• [SUPPLIED DATA]:
#####

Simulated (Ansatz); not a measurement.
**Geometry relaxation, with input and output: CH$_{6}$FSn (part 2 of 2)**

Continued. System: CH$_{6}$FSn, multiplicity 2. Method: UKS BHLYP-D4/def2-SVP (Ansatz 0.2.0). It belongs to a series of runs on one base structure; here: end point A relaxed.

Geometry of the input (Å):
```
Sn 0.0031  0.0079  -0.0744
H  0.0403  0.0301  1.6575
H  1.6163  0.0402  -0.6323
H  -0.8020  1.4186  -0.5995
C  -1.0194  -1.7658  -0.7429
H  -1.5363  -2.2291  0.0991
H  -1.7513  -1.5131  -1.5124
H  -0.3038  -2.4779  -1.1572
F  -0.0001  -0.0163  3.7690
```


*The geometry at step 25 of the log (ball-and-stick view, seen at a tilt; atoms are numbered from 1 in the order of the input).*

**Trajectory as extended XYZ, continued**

#####

• [ASSIGNED TASK]: From the records above, give again exactly the lines running from the line with "point A relaxed." to the line with "of the input).*", inclusive.

• [TASK SOLUTION]:
Continued. System: CH$_{6}$FSn, multiplicity 2. Method: UKS BHLYP-D4/def2-SVP (Ansatz 0.2.0). It belongs to a series of runs on one base structure; here: end point A relaxed.

Geometry of the input (Å):
```
Sn 0.0031  0.0079  -0.0744
H  0.0403  0.0301  1.6575
H  1.6163  0.0402  -0.6323
H  -0.8020  1.4186  -0.5995
C  -1.0194  -1.7658  -0.7429
H  -1.5363  -2.2291  0.0991
H  -1.7513  -1.5131  -1.5124
H  -0.3038  -2.4779  -1.1572
F  -0.0001  -0.0163  3.7690
```


*The geometry at step 25 of the log (ball-and-stick view, seen at a tilt; atoms are numbered from 1 in the order of the input).*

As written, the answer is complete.